**Assigned task:** This task is to restate all of the entries exactly.

==============================

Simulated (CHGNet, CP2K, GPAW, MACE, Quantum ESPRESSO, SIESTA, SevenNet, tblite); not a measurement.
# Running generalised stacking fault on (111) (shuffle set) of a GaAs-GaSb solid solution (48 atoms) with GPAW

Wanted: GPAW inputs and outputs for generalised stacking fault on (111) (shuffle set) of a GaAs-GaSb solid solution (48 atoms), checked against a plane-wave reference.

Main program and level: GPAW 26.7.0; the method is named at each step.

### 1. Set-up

==============================

**Exercise response:**
Simulated (CHGNet, CP2K, GPAW, MACE, Quantum ESPRESSO, SIESTA, SevenNet, tblite); not a measurement.
# Running generalised stacking fault on (111) (shuffle set) of a GaAs-GaSb solid solution (48 atoms) with GPAW

Wanted: GPAW inputs and outputs for generalised stacking fault on (111) (shuffle set) of a GaAs-GaSb solid solution (48 atoms), checked against a plane-wave reference.

Main program and level: GPAW 26.7.0; the method is named at each step.

### 1. Set-up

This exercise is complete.